Work task:
Transcribe all of the listing exactly.

** Data shown follows **

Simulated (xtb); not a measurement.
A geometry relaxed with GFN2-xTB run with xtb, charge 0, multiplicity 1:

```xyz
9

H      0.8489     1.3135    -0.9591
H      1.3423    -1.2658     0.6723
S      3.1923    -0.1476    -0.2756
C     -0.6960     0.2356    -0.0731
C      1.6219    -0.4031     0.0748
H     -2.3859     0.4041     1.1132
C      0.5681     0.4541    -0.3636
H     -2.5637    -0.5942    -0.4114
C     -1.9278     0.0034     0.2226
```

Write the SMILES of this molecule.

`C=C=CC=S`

** End of Data shown **

Reply:
Simulated (xtb); not a measurement.
A geometry relaxed with GFN2-xTB run with xtb, charge 0, multiplicity 1:

```xyz
9

H      0.8489     1.3135    -0.9591
H      1.3423    -1.2658     0.6723
S      3.1923    -0.1476    -0.2756
C     -0.6960     0.2356    -0.0731
C      1.6219    -0.4031     0.0748
H     -2.3859     0.4041     1.1132
C      0.5681     0.4541    -0.3636
H     -2.5637    -0.5942    -0.4114
C     -1.9278     0.0034     0.2226
```

Write the SMILES of this molecule.

`C=C=CC=S`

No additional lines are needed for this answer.